Every entry is to be set down a second time, precisely as written.

________________

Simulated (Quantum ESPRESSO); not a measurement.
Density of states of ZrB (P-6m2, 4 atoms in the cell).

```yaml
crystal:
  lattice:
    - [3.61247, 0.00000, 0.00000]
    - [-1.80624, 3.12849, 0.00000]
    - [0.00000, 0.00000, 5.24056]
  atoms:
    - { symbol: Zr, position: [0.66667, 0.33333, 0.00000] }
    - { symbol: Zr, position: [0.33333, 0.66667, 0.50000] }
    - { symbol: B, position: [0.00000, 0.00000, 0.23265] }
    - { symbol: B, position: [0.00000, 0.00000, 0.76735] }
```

________________

EXERCISE OUTPUT
Simulated (Quantum ESPRESSO); not a measurement.
Density of states of ZrB (P-6m2, 4 atoms in the cell).

```yaml
crystal:
  lattice:
    - [3.61247, 0.00000, 0.00000]
    - [-1.80624, 3.12849, 0.00000]
    - [0.00000, 0.00000, 5.24056]
  atoms:
    - { symbol: Zr, position: [0.66667, 0.33333, 0.00000] }
    - { symbol: Zr, position: [0.33333, 0.66667, 0.50000] }
    - { symbol: B, position: [0.00000, 0.00000, 0.23265] }
    - { symbol: B, position: [0.00000, 0.00000, 0.76735] }
```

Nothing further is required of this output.